**BRIEF:**
The entries below contain a line with "The cell comes" and a line with "One way to write". Retype exactly everything from the first down to the second, both included, and nothing else.

————

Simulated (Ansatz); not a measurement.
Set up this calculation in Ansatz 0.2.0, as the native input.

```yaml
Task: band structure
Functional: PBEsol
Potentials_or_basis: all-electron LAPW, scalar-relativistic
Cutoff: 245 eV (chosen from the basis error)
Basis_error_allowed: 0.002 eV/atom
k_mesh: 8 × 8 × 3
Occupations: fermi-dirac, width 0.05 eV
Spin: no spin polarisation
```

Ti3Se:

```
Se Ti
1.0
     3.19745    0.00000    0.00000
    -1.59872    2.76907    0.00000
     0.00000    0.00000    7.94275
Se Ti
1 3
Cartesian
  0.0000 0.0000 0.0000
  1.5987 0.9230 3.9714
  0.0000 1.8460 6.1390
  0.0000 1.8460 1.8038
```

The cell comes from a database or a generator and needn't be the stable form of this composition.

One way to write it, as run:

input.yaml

————

**ANSWER SECTION:**
The cell comes from a database or a generator and needn't be the stable form of this composition.

One way to write it, as run:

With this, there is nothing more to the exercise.